## Brief
Take the listing below and print exactly the lines starting at the line containing "- system: the" and ending at the line containing "Energies in input", both ends included, and no others.

## The data
Segment Open

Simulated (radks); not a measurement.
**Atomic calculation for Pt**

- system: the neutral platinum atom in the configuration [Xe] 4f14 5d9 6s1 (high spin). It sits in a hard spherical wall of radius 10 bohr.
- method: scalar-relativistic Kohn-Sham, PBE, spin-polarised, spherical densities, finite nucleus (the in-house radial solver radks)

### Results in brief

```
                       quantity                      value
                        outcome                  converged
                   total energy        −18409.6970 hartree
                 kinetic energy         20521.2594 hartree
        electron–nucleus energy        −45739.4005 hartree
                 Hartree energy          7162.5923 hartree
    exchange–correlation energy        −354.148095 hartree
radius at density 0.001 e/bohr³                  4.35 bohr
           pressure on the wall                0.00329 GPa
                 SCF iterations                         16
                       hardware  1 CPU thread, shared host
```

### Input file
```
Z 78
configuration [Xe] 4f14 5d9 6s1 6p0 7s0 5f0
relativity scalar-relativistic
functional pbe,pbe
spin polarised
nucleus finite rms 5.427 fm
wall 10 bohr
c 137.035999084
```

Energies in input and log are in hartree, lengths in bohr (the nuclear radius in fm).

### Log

Segment Closed

## Answer section
- system: the neutral platinum atom in the configuration [Xe] 4f14 5d9 6s1 (high spin). It sits in a hard spherical wall of radius 10 bohr.
- method: scalar-relativistic Kohn-Sham, PBE, spin-polarised, spherical densities, finite nucleus (the in-house radial solver radks)

### Results in brief

```
                       quantity                      value
                        outcome                  converged
                   total energy        −18409.6970 hartree
                 kinetic energy         20521.2594 hartree
        electron–nucleus energy        −45739.4005 hartree
                 Hartree energy          7162.5923 hartree
    exchange–correlation energy        −354.148095 hartree
radius at density 0.001 e/bohr³                  4.35 bohr
           pressure on the wall                0.00329 GPa
                 SCF iterations                         16
                       hardware  1 CPU thread, shared host
```

### Input file
```
Z 78
configuration [Xe] 4f14 5d9 6s1 6p0 7s0 5f0
relativity scalar-relativistic
functional pbe,pbe
spin polarised
nucleus finite rms 5.427 fm
wall 10 bohr
c 137.035999084
```

Energies in input and log are in hartree, lengths in bohr (the nuclear radius in fm).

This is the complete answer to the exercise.